**ACTIVITY:**
Each line below from the one containing "0.024 | 0.052 |" through the one containing "Estimate the missing" should be output exactly as it stands, and no other line should appear.

**INFORMATION GIVEN:**
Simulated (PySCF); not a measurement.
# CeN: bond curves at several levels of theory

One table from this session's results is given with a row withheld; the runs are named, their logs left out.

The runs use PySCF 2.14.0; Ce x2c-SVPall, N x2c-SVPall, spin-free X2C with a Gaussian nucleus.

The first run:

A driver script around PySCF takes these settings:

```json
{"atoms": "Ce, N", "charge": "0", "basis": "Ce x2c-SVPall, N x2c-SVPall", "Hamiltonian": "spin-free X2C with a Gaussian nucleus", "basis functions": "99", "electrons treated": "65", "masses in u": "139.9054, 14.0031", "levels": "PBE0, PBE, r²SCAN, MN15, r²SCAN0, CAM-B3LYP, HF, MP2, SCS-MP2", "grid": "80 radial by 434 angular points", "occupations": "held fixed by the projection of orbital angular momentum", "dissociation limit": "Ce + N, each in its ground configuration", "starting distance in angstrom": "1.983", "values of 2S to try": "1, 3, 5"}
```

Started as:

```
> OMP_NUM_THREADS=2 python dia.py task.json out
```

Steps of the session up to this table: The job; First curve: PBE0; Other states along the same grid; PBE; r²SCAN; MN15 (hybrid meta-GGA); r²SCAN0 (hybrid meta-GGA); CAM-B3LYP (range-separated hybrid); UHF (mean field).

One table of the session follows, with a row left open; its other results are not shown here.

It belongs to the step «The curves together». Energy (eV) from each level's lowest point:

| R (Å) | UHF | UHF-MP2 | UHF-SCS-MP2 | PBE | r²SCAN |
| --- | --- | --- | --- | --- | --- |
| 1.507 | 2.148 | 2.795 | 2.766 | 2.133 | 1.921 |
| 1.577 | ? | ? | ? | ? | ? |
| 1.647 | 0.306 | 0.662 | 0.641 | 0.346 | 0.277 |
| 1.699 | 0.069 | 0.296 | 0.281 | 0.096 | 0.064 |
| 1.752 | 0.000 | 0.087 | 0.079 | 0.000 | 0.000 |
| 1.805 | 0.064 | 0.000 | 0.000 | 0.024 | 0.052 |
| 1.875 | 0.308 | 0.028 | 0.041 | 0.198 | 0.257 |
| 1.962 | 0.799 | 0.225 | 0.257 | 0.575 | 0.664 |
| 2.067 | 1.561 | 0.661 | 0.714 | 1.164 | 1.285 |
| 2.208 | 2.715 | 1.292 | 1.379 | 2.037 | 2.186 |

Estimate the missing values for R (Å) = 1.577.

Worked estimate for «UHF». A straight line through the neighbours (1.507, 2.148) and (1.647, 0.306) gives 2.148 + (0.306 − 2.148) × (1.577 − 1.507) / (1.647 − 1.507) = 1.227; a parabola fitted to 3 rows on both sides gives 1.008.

**TASK RESPONSE:**
| 1.805 | 0.064 | 0.000 | 0.000 | 0.024 | 0.052 |
| 1.875 | 0.308 | 0.028 | 0.041 | 0.198 | 0.257 |
| 1.962 | 0.799 | 0.225 | 0.257 | 0.575 | 0.664 |
| 2.067 | 1.561 | 0.661 | 0.714 | 1.164 | 1.285 |
| 2.208 | 2.715 | 1.292 | 1.379 | 2.037 | 2.186 |

Estimate the missing values for R (Å) = 1.577.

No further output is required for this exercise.